◆ Brief
Beginning at the top of the data below, write out every line exactly until you reach the line with "B. ring C5–C6–P7–C8–O9", and include that line.

◆ Dataset entries
● ● ● ● ● ● ●

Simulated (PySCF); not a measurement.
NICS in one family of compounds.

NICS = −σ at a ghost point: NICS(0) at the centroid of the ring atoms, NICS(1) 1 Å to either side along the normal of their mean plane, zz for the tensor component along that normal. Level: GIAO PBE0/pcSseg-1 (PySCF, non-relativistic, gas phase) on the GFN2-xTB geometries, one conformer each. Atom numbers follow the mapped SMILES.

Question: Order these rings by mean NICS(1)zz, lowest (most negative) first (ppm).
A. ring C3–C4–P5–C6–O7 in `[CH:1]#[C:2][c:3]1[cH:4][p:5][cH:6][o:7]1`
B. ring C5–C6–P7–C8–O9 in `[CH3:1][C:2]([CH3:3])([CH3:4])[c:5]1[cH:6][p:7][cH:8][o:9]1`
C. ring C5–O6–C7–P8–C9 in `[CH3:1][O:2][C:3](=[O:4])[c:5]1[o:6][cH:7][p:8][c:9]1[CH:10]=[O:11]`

● ● ● ● ● ● ●

◆ Response area
Simulated (PySCF); not a measurement.
NICS in one family of compounds.

NICS = −σ at a ghost point: NICS(0) at the centroid of the ring atoms, NICS(1) 1 Å to either side along the normal of their mean plane, zz for the tensor component along that normal. Level: GIAO PBE0/pcSseg-1 (PySCF, non-relativistic, gas phase) on the GFN2-xTB geometries, one conformer each. Atom numbers follow the mapped SMILES.

Question: Order these rings by mean NICS(1)zz, lowest (most negative) first (ppm).
A. ring C3–C4–P5–C6–O7 in `[CH:1]#[C:2][c:3]1[cH:4][p:5][cH:6][o:7]1`
B. ring C5–C6–P7–C8–O9 in `[CH3:1][C:2]([CH3:3])([CH3:4])[c:5]1[cH:6][p:7][cH:8][o:9]1`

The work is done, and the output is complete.